ASSIGNED TASK: Your job is to copy all the entries precisely as they stand.

RECORDED INFORMATION:
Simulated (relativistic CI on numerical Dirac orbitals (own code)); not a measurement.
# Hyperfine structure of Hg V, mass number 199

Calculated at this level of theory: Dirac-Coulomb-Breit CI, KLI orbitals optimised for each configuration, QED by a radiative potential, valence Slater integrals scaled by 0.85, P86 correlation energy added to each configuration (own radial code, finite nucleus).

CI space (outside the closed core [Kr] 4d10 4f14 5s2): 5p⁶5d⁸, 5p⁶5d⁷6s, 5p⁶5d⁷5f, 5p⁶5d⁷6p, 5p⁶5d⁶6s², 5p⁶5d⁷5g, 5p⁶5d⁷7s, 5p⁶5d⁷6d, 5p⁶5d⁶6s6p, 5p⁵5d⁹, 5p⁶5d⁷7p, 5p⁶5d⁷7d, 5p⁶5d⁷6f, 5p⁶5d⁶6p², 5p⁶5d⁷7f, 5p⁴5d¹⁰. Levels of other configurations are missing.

RESPONSE:
Simulated (relativistic CI on numerical Dirac orbitals (own code)); not a measurement.
# Hyperfine structure of Hg V, mass number 199

Calculated at this level of theory: Dirac-Coulomb-Breit CI, KLI orbitals optimised for each configuration, QED by a radiative potential, valence Slater integrals scaled by 0.85, P86 correlation energy added to each configuration (own radial code, finite nucleus).

CI space (outside the closed core [Kr] 4d10 4f14 5s2): 5p⁶5d⁸, 5p⁶5d⁷6s, 5p⁶5d⁷5f, 5p⁶5d⁷6p, 5p⁶5d⁶6s², 5p⁶5d⁷5g, 5p⁶5d⁷7s, 5p⁶5d⁷6d, 5p⁶5d⁶6s6p, 5p⁵5d⁹, 5p⁶5d⁷7p, 5p⁶5d⁷7d, 5p⁶5d⁷6f, 5p⁶5d⁶6p², 5p⁶5d⁷7f, 5p⁴5d¹⁰. Levels of other configurations are missing.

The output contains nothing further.